▶ [Extracted information]
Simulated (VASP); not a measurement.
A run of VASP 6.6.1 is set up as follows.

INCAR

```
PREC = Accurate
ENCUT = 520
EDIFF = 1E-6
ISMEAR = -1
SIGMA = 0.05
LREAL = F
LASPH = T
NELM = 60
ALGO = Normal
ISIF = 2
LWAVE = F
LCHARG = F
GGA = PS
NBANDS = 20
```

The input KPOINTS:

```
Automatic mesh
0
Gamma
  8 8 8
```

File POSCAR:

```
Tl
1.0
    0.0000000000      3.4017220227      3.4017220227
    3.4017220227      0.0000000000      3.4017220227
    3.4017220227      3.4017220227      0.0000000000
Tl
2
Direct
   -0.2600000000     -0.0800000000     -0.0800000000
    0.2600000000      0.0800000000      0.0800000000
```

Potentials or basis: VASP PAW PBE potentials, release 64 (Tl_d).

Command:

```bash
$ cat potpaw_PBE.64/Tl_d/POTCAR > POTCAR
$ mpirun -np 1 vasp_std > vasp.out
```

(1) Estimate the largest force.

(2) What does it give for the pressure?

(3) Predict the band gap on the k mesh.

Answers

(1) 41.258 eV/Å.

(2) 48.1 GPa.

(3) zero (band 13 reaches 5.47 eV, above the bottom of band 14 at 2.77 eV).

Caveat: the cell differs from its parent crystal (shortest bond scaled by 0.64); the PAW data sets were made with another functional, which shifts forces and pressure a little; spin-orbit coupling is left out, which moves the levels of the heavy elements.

▶ [Activity] Extract the lines of the preceding material that run from the line with "(2) What does it give for the pressure?" through the line with "(3) zero (band", inclusive, reproducing them exactly and adding nothing.

▶ [Exercise solution]
(2) What does it give for the pressure?

(3) Predict the band gap on the k mesh.

Answers

(1) 41.258 eV/Å.

(2) 48.1 GPa.

(3) zero (band 13 reaches 5.47 eV, above the bottom of band 14 at 2.77 eV).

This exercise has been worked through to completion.